• EXERCISE:
Each line from the beginning of the data below through the line containing "difference (Å): 4.324." should be repeated exactly, please.

********

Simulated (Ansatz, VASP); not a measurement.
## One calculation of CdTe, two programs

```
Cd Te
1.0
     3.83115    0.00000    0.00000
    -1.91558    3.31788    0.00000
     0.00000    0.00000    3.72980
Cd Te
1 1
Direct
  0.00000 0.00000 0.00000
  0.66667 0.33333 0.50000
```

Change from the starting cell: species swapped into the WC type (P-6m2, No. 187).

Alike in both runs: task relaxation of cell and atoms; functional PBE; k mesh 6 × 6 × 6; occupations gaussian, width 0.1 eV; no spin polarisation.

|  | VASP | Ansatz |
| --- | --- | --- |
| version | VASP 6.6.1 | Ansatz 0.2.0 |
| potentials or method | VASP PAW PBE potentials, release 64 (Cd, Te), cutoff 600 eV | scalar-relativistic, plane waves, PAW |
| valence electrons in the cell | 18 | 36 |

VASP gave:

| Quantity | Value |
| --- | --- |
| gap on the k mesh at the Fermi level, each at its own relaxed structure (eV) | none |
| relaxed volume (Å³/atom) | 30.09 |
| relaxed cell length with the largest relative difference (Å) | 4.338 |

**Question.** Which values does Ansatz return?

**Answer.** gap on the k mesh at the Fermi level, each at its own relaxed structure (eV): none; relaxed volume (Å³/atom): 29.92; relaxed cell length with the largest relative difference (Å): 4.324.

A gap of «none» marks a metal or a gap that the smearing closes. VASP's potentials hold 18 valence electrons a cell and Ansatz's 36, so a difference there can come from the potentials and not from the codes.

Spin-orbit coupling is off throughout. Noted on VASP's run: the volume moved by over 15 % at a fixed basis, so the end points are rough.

********

• YOUR SOLUTION:
Simulated (Ansatz, VASP); not a measurement.
## One calculation of CdTe, two programs

```
Cd Te
1.0
     3.83115    0.00000    0.00000
    -1.91558    3.31788    0.00000
     0.00000    0.00000    3.72980
Cd Te
1 1
Direct
  0.00000 0.00000 0.00000
  0.66667 0.33333 0.50000
```

Change from the starting cell: species swapped into the WC type (P-6m2, No. 187).

Alike in both runs: task relaxation of cell and atoms; functional PBE; k mesh 6 × 6 × 6; occupations gaussian, width 0.1 eV; no spin polarisation.

|  | VASP | Ansatz |
| --- | --- | --- |
| version | VASP 6.6.1 | Ansatz 0.2.0 |
| potentials or method | VASP PAW PBE potentials, release 64 (Cd, Te), cutoff 600 eV | scalar-relativistic, plane waves, PAW |
| valence electrons in the cell | 18 | 36 |

VASP gave:

| Quantity | Value |
| --- | --- |
| gap on the k mesh at the Fermi level, each at its own relaxed structure (eV) | none |
| relaxed volume (Å³/atom) | 30.09 |
| relaxed cell length with the largest relative difference (Å) | 4.338 |

**Question.** Which values does Ansatz return?

**Answer.** gap on the k mesh at the Fermi level, each at its own relaxed structure (eV): none; relaxed volume (Å³/atom): 29.92; relaxed cell length with the largest relative difference (Å): 4.324.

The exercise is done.